Work request = Below are records; output all of them exactly.

Provided data =
= = = = = = =
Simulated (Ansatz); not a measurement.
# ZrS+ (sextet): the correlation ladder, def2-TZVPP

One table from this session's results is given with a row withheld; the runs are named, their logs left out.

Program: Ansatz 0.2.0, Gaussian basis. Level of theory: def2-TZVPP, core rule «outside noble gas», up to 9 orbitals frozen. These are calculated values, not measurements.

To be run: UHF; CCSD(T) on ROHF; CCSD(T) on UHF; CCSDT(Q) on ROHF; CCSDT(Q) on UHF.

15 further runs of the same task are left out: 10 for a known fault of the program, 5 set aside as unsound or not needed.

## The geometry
= = = = = = =

Worked solution =
Simulated (Ansatz); not a measurement.
# ZrS+ (sextet): the correlation ladder, def2-TZVPP

One table from this session's results is given with a row withheld; the runs are named, their logs left out.

Program: Ansatz 0.2.0, Gaussian basis. Level of theory: def2-TZVPP, core rule «outside noble gas», up to 9 orbitals frozen. These are calculated values, not measurements.

To be run: UHF; CCSD(T) on ROHF; CCSD(T) on UHF; CCSDT(Q) on ROHF; CCSDT(Q) on UHF.

15 further runs of the same task are left out: 10 for a known fault of the program, 5 set aside as unsound or not needed.

## The geometry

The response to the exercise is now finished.